Information provided section start
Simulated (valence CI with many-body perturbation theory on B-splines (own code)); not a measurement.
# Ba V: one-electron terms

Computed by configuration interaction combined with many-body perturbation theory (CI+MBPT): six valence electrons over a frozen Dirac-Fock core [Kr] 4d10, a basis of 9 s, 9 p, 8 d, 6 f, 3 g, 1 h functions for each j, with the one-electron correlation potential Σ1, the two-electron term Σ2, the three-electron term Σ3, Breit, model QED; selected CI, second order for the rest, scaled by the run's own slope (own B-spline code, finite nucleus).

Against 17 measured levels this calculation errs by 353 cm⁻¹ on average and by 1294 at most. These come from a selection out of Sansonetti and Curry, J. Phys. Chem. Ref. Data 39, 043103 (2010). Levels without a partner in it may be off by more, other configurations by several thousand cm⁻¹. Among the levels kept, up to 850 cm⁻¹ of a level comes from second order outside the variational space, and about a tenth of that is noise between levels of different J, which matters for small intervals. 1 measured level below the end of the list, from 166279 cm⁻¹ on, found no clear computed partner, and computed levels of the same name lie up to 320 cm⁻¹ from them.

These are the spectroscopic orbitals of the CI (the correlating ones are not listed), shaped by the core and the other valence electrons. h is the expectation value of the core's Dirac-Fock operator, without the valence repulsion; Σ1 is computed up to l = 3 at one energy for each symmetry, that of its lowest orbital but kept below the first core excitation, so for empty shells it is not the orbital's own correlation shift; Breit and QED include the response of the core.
Information provided section end

### Assigned task
Taking the records from the top, repeat each line exactly until you have repeated the line that contains "# Ba V: one-electron terms".

### Task solution
Simulated (valence CI with many-body perturbation theory on B-splines (own code)); not a measurement.
# Ba V: one-electron terms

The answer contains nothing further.